▬▬▬▬▬▬▬▬▬▬
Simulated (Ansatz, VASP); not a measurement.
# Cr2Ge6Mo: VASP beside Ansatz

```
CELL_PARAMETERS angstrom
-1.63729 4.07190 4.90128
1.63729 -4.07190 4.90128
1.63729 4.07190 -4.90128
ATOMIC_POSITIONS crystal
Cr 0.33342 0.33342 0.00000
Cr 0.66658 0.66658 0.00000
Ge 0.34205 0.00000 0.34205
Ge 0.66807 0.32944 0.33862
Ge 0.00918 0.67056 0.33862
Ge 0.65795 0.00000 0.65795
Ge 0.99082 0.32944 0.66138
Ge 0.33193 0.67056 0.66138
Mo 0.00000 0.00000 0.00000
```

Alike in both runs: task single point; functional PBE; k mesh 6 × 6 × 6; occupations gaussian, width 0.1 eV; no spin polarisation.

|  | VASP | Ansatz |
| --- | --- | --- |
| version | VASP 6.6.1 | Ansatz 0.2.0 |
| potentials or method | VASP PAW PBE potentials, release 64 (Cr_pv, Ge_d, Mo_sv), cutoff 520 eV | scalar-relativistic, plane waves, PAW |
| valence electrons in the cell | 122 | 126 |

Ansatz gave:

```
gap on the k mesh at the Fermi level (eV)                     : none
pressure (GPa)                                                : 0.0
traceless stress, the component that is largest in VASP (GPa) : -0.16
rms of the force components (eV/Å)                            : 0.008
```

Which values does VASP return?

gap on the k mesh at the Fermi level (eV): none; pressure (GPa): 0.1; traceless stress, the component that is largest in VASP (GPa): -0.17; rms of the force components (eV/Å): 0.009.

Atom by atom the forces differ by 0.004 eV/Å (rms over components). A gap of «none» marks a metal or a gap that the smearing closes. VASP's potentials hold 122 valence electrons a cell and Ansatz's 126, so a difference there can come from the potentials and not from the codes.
▬▬▬▬▬▬▬▬▬▬

• Work order: Reproduce, please, the lines of the material from its first line down to the line containing "gap on the k mesh at the Fermi level (eV): none;", keeping both ends and nothing beyond them.

• Reply:
Simulated (Ansatz, VASP); not a measurement.
# Cr2Ge6Mo: VASP beside Ansatz

```
CELL_PARAMETERS angstrom
-1.63729 4.07190 4.90128
1.63729 -4.07190 4.90128
1.63729 4.07190 -4.90128
ATOMIC_POSITIONS crystal
Cr 0.33342 0.33342 0.00000
Cr 0.66658 0.66658 0.00000
Ge 0.34205 0.00000 0.34205
Ge 0.66807 0.32944 0.33862
Ge 0.00918 0.67056 0.33862
Ge 0.65795 0.00000 0.65795
Ge 0.99082 0.32944 0.66138
Ge 0.33193 0.67056 0.66138
Mo 0.00000 0.00000 0.00000
```

Alike in both runs: task single point; functional PBE; k mesh 6 × 6 × 6; occupations gaussian, width 0.1 eV; no spin polarisation.

|  | VASP | Ansatz |
| --- | --- | --- |
| version | VASP 6.6.1 | Ansatz 0.2.0 |
| potentials or method | VASP PAW PBE potentials, release 64 (Cr_pv, Ge_d, Mo_sv), cutoff 520 eV | scalar-relativistic, plane waves, PAW |
| valence electrons in the cell | 122 | 126 |

Ansatz gave:

```
gap on the k mesh at the Fermi level (eV)                     : none
pressure (GPa)                                                : 0.0
traceless stress, the component that is largest in VASP (GPa) : -0.16
rms of the force components (eV/Å)                            : 0.008
```

Which values does VASP return?

gap on the k mesh at the Fermi level (eV): none; pressure (GPa): 0.1; traceless stress, the component that is largest in VASP (GPa): -0.17; rms of the force components (eV/Å): 0.009.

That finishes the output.